REQUIREMENT:
Below are lines of data; restate word for word those running from the line containing "These non-relativistic numbers" to the line containing "Errors of the", inclusive, and no others.

[Start of section]
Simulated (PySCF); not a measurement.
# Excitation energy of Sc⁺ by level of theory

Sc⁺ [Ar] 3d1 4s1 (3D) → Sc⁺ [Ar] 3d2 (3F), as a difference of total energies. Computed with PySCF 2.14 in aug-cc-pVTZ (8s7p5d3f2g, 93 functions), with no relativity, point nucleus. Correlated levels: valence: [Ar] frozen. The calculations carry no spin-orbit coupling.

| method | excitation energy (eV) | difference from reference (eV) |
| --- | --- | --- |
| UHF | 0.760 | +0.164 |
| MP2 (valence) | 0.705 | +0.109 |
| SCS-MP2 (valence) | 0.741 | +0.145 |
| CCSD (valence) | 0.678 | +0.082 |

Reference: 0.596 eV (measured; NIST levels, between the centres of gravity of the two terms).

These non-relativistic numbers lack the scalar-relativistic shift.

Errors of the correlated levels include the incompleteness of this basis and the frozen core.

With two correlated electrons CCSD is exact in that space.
[End of section]

WRITTEN REPLY:
These non-relativistic numbers lack the scalar-relativistic shift.

Errors of the correlated levels include the incompleteness of this basis and the frozen core.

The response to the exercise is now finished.